Provided records |
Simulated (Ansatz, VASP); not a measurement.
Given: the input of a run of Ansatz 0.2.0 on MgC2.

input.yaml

Assigned task | Would you mind giving all the records again exactly?

Written reply |
Simulated (Ansatz, VASP); not a measurement.
Given: the input of a run of Ansatz 0.2.0 on MgC2.

input.yaml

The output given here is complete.